* [RECORD EXCERPTS]
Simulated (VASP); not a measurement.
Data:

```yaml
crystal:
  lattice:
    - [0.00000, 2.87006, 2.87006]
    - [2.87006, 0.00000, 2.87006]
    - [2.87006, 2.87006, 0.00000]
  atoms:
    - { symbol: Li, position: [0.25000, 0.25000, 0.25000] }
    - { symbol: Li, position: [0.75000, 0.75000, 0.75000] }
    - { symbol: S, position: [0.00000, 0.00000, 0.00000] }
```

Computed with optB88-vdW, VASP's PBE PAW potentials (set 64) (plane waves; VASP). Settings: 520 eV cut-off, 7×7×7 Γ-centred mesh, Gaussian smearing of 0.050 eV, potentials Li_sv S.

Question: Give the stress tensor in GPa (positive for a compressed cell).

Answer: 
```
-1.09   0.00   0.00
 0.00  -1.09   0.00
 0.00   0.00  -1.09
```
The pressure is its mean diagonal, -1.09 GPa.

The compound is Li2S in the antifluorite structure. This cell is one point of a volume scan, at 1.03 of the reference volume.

* [WORK REQUEST] Copy out, exactly and alone, the lines of the entries above between the ones holding "Computed with optB88-vdW, VASP's" and "The pressure is its mean diagonal, -1.09 GPa.", inclusive.

* [EXERCISE RESULT]
Computed with optB88-vdW, VASP's PBE PAW potentials (set 64) (plane waves; VASP). Settings: 520 eV cut-off, 7×7×7 Γ-centred mesh, Gaussian smearing of 0.050 eV, potentials Li_sv S.

Question: Give the stress tensor in GPa (positive for a compressed cell).

Answer: 
```
-1.09   0.00   0.00
 0.00  -1.09   0.00
 0.00   0.00  -1.09
```
The pressure is its mean diagonal, -1.09 GPa.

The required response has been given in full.